DATA EXTRACTS:
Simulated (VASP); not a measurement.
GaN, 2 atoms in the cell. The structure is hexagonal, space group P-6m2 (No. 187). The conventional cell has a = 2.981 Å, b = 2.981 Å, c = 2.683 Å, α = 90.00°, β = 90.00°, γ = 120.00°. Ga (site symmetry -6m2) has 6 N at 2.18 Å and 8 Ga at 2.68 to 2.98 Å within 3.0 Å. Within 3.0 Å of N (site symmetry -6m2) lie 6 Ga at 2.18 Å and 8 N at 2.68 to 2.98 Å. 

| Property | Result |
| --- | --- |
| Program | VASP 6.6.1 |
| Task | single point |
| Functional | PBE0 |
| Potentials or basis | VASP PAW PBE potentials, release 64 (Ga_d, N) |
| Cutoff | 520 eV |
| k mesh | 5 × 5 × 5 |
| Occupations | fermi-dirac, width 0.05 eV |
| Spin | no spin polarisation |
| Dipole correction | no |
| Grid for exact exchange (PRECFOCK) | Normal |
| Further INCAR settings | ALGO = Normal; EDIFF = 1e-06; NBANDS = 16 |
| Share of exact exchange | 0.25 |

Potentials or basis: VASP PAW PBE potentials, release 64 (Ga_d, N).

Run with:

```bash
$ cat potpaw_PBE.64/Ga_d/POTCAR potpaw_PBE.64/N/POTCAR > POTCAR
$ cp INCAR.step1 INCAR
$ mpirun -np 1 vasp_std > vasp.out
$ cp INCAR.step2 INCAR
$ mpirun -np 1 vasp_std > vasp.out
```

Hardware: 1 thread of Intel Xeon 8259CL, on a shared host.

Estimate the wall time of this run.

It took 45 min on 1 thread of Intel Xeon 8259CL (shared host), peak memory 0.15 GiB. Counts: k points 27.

ACTION ITEM:
After locating the line with "VASP 6.6.1 |" in the material above, return it and each line after it exactly, ending at the line with "Estimate the wall time of this run.".

RESPONSE:
| Program | VASP 6.6.1 |
| Task | single point |
| Functional | PBE0 |
| Potentials or basis | VASP PAW PBE potentials, release 64 (Ga_d, N) |
| Cutoff | 520 eV |
| k mesh | 5 × 5 × 5 |
| Occupations | fermi-dirac, width 0.05 eV |
| Spin | no spin polarisation |
| Dipole correction | no |
| Grid for exact exchange (PRECFOCK) | Normal |
| Further INCAR settings | ALGO = Normal; EDIFF = 1e-06; NBANDS = 16 |
| Share of exact exchange | 0.25 |

Potentials or basis: VASP PAW PBE potentials, release 64 (Ga_d, N).

Run with:

```bash
$ cat potpaw_PBE.64/Ga_d/POTCAR potpaw_PBE.64/N/POTCAR > POTCAR
$ cp INCAR.step1 INCAR
$ mpirun -np 1 vasp_std > vasp.out
$ cp INCAR.step2 INCAR
$ mpirun -np 1 vasp_std > vasp.out
```

Hardware: 1 thread of Intel Xeon 8259CL, on a shared host.

Estimate the wall time of this run.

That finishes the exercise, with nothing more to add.